### Brief
The answer must be an exact reproduction of all the entries.

[Study material]

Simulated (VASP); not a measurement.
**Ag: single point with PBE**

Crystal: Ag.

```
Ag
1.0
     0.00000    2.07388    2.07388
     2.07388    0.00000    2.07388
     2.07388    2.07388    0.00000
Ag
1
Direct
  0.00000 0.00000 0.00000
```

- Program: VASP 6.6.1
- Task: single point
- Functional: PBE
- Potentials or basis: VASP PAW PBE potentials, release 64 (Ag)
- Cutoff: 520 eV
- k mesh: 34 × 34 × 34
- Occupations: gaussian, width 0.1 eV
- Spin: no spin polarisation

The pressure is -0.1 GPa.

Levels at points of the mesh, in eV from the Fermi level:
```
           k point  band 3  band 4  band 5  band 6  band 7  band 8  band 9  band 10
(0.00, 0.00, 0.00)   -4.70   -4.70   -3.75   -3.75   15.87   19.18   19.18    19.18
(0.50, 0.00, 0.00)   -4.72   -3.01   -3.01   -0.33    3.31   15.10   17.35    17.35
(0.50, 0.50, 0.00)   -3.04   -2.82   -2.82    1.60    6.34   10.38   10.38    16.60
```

[/Study material]

### Reply
Simulated (VASP); not a measurement.
**Ag: single point with PBE**

Crystal: Ag.

```
Ag
1.0
     0.00000    2.07388    2.07388
     2.07388    0.00000    2.07388
     2.07388    2.07388    0.00000
Ag
1
Direct
  0.00000 0.00000 0.00000
```

- Program: VASP 6.6.1
- Task: single point
- Functional: PBE
- Potentials or basis: VASP PAW PBE potentials, release 64 (Ag)
- Cutoff: 520 eV
- k mesh: 34 × 34 × 34
- Occupations: gaussian, width 0.1 eV
- Spin: no spin polarisation

The pressure is -0.1 GPa.

Levels at points of the mesh, in eV from the Fermi level:
```
           k point  band 3  band 4  band 5  band 6  band 7  band 8  band 9  band 10
(0.00, 0.00, 0.00)   -4.70   -4.70   -3.75   -3.75   15.87   19.18   19.18    19.18
(0.50, 0.00, 0.00)   -4.72   -3.01   -3.01   -0.33    3.31   15.10   17.35    17.35
(0.50, 0.50, 0.00)   -3.04   -2.82   -2.82    1.60    6.34   10.38   10.38    16.60
```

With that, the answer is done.